========================================
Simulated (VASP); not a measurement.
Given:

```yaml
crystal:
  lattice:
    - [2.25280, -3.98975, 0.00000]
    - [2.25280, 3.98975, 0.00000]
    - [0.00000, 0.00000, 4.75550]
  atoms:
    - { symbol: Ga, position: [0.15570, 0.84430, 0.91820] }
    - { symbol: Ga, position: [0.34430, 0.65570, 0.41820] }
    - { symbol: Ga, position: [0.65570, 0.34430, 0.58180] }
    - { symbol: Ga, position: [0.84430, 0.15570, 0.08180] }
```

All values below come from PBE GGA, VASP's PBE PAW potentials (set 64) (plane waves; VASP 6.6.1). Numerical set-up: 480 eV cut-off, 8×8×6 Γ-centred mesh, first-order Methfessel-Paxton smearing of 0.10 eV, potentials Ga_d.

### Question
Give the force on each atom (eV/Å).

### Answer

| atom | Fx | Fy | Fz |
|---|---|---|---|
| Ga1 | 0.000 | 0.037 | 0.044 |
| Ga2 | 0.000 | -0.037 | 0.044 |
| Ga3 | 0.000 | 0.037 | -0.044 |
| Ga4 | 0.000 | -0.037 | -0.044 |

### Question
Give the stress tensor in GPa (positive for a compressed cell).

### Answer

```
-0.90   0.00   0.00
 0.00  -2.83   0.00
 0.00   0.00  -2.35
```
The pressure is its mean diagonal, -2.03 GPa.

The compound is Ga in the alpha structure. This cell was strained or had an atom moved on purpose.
========================================

== Activity ==
Copy exactly the lines from the top of the entries through the line with "The pressure is its mean diagonal, -2.03 GPa." in it, please, keeping both ends and adding nothing.

== Exercise answer ==
Simulated (VASP); not a measurement.
Given:

```yaml
crystal:
  lattice:
    - [2.25280, -3.98975, 0.00000]
    - [2.25280, 3.98975, 0.00000]
    - [0.00000, 0.00000, 4.75550]
  atoms:
    - { symbol: Ga, position: [0.15570, 0.84430, 0.91820] }
    - { symbol: Ga, position: [0.34430, 0.65570, 0.41820] }
    - { symbol: Ga, position: [0.65570, 0.34430, 0.58180] }
    - { symbol: Ga, position: [0.84430, 0.15570, 0.08180] }
```

All values below come from PBE GGA, VASP's PBE PAW potentials (set 64) (plane waves; VASP 6.6.1). Numerical set-up: 480 eV cut-off, 8×8×6 Γ-centred mesh, first-order Methfessel-Paxton smearing of 0.10 eV, potentials Ga_d.

### Question
Give the force on each atom (eV/Å).

### Answer

| atom | Fx | Fy | Fz |
|---|---|---|---|
| Ga1 | 0.000 | 0.037 | 0.044 |
| Ga2 | 0.000 | -0.037 | 0.044 |
| Ga3 | 0.000 | 0.037 | -0.044 |
| Ga4 | 0.000 | -0.037 | -0.044 |

### Question
Give the stress tensor in GPa (positive for a compressed cell).

### Answer

```
-0.90   0.00   0.00
 0.00  -2.83   0.00
 0.00   0.00  -2.35
```
The pressure is its mean diagonal, -2.03 GPa.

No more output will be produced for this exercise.